**BRIEF**
Write out the following listing's lines from the one with "## Work function" to the one with "### 2. Slab, setting cutoff 200 eV", exactly, with both included and no others.

**GIVEN DATA**
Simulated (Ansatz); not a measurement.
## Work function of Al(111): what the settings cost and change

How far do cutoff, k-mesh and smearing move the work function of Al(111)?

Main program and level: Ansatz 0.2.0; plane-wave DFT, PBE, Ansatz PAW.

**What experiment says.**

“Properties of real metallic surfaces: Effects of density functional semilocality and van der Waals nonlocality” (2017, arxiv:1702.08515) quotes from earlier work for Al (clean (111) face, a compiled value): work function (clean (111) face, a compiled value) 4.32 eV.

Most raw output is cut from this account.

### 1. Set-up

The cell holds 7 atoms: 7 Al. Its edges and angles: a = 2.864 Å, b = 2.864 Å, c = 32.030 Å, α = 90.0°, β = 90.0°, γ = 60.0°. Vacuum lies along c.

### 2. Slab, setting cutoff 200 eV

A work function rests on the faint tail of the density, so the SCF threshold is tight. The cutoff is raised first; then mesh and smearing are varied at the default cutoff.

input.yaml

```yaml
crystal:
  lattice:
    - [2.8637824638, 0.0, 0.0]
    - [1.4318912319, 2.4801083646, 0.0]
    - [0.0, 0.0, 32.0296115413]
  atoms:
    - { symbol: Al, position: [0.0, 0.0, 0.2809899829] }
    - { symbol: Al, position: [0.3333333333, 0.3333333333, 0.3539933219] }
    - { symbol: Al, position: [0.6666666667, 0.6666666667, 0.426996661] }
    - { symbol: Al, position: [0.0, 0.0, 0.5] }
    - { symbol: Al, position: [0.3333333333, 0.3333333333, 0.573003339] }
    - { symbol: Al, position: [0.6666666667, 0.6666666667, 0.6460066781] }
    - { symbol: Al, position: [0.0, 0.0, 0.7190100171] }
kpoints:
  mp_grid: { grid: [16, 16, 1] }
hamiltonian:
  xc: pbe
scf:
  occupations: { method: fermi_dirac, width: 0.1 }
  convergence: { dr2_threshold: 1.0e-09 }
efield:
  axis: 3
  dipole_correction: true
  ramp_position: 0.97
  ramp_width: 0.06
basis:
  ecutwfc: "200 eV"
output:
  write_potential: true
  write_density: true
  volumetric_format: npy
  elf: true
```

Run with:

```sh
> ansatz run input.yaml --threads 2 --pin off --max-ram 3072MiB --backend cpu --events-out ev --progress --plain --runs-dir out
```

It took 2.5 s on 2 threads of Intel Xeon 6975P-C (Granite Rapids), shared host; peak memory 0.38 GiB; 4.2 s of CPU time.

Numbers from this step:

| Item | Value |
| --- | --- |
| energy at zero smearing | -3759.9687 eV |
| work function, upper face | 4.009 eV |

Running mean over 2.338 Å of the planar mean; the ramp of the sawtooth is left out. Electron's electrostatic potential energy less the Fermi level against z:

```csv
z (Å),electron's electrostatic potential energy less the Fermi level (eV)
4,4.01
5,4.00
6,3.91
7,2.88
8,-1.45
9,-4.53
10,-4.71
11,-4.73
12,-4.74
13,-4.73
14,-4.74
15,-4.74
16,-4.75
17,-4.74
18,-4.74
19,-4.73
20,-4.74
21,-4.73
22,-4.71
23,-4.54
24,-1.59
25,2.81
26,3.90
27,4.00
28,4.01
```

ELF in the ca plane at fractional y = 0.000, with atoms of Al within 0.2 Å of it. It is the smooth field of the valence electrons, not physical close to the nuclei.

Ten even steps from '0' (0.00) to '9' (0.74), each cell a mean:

**TASK SOLUTION**
## Work function of Al(111): what the settings cost and change

How far do cutoff, k-mesh and smearing move the work function of Al(111)?

Main program and level: Ansatz 0.2.0; plane-wave DFT, PBE, Ansatz PAW.

**What experiment says.**

“Properties of real metallic surfaces: Effects of density functional semilocality and van der Waals nonlocality” (2017, arxiv:1702.08515) quotes from earlier work for Al (clean (111) face, a compiled value): work function (clean (111) face, a compiled value) 4.32 eV.

Most raw output is cut from this account.

### 1. Set-up

The cell holds 7 atoms: 7 Al. Its edges and angles: a = 2.864 Å, b = 2.864 Å, c = 32.030 Å, α = 90.0°, β = 90.0°, γ = 60.0°. Vacuum lies along c.

### 2. Slab, setting cutoff 200 eV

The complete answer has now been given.